Work item
Every record below needs to be printed again exactly.

Information
----------------

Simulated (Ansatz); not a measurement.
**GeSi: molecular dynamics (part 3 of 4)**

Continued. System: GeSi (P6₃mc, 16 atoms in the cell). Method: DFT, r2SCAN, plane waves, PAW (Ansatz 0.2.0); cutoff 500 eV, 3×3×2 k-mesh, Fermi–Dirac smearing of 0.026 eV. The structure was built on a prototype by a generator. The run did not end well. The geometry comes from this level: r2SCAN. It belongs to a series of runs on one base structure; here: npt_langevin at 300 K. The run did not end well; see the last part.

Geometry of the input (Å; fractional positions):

----------------

Worked solution
Simulated (Ansatz); not a measurement.
**GeSi: molecular dynamics (part 3 of 4)**

Continued. System: GeSi (P6₃mc, 16 atoms in the cell). Method: DFT, r2SCAN, plane waves, PAW (Ansatz 0.2.0); cutoff 500 eV, 3×3×2 k-mesh, Fermi–Dirac smearing of 0.026 eV. The structure was built on a prototype by a generator. The run did not end well. The geometry comes from this level: r2SCAN. It belongs to a series of runs on one base structure; here: npt_langevin at 300 K. The run did not end well; see the last part.

Geometry of the input (Å; fractional positions):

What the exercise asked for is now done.